Records supplied below:

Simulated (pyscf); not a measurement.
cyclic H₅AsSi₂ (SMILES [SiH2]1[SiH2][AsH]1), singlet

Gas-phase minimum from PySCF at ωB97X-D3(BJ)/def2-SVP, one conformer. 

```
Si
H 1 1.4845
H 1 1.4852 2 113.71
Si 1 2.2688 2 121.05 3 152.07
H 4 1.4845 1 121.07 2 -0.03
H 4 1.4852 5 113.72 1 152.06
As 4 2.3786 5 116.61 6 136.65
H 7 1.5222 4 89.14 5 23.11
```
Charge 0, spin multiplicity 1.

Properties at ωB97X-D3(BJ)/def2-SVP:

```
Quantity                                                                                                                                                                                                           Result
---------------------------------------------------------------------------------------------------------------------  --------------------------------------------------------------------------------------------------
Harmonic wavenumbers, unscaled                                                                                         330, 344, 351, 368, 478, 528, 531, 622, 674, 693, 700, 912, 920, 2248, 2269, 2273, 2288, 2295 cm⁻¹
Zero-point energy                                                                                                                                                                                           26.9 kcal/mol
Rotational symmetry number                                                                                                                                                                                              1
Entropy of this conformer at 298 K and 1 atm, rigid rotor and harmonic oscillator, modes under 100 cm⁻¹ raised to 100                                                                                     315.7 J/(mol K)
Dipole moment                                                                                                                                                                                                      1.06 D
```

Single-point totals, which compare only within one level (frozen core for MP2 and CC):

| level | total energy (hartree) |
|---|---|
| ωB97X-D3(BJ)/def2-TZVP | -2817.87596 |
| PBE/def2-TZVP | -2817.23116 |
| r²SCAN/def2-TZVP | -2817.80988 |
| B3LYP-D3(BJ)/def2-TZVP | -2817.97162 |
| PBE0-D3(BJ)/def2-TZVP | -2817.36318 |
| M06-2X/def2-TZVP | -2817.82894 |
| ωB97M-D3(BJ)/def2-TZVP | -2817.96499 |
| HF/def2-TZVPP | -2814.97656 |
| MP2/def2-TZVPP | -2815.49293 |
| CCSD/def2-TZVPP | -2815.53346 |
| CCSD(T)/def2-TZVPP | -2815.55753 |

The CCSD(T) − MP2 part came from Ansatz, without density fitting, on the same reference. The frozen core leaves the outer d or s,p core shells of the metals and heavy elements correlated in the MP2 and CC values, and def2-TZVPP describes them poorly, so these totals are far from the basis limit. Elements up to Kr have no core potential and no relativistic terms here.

End of Records supplied.

• Work task:
Beginning at the line above with "r²SCAN/def2-TZVP | -2817.80988 |" and finishing at the line with "MP2/def2-TZVPP | -2815.49293 |", return each line exactly and return nothing else.

• Task output:
| r²SCAN/def2-TZVP | -2817.80988 |
| B3LYP-D3(BJ)/def2-TZVP | -2817.97162 |
| PBE0-D3(BJ)/def2-TZVP | -2817.36318 |
| M06-2X/def2-TZVP | -2817.82894 |
| ωB97M-D3(BJ)/def2-TZVP | -2817.96499 |
| HF/def2-TZVPP | -2814.97656 |
| MP2/def2-TZVPP | -2815.49293 |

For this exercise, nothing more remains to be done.